▸ **Work request**: Every line between the top of the data below and the line with "# C started", both ends included, must be retyped exactly.

▸ **Raw data**:
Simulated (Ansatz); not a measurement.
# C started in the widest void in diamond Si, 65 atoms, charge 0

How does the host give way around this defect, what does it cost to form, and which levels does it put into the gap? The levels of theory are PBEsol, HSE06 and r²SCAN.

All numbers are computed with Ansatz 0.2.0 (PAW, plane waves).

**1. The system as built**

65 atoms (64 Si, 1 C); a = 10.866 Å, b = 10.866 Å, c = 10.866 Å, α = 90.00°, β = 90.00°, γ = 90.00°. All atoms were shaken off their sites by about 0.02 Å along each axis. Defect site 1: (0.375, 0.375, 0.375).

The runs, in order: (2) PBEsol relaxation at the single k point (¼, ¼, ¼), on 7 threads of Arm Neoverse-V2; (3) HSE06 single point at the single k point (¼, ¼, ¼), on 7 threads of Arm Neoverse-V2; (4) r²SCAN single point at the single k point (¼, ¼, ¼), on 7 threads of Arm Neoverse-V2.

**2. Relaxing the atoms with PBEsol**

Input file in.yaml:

▸ **Response area**:
Simulated (Ansatz); not a measurement.
# C started in the widest void in diamond Si, 65 atoms, charge 0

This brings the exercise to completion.